··· MATERIAL PROVIDED ···

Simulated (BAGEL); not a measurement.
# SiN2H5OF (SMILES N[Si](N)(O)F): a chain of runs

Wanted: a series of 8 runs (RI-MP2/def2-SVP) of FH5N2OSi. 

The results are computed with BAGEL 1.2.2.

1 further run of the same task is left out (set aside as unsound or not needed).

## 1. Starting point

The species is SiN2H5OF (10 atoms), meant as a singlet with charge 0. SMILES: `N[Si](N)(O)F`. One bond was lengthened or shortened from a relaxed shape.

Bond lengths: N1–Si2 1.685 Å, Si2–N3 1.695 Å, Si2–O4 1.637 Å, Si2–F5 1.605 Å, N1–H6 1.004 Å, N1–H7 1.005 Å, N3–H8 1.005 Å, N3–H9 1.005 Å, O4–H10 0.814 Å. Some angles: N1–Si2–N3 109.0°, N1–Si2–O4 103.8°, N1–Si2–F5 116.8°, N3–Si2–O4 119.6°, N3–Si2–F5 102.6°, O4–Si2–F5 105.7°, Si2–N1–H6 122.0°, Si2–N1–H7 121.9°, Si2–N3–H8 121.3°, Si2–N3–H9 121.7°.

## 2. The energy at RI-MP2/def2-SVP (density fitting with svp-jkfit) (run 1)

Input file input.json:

···

* **ACTIVITY**
When you repeat the lines, start with the first line of the material and end with the line that contains "## 2. The energy", keeping both and reproducing each exactly, with nothing added.

* **SOLUTION**
Simulated (BAGEL); not a measurement.
# SiN2H5OF (SMILES N[Si](N)(O)F): a chain of runs

Wanted: a series of 8 runs (RI-MP2/def2-SVP) of FH5N2OSi. 

The results are computed with BAGEL 1.2.2.

1 further run of the same task is left out (set aside as unsound or not needed).

## 1. Starting point

The species is SiN2H5OF (10 atoms), meant as a singlet with charge 0. SMILES: `N[Si](N)(O)F`. One bond was lengthened or shortened from a relaxed shape.

Bond lengths: N1–Si2 1.685 Å, Si2–N3 1.695 Å, Si2–O4 1.637 Å, Si2–F5 1.605 Å, N1–H6 1.004 Å, N1–H7 1.005 Å, N3–H8 1.005 Å, N3–H9 1.005 Å, O4–H10 0.814 Å. Some angles: N1–Si2–N3 109.0°, N1–Si2–O4 103.8°, N1–Si2–F5 116.8°, N3–Si2–O4 119.6°, N3–Si2–F5 102.6°, O4–Si2–F5 105.7°, Si2–N1–H6 122.0°, Si2–N1–H7 121.9°, Si2–N3–H8 121.3°, Si2–N3–H9 121.7°.

## 2. The energy at RI-MP2/def2-SVP (density fitting with svp-jkfit) (run 1)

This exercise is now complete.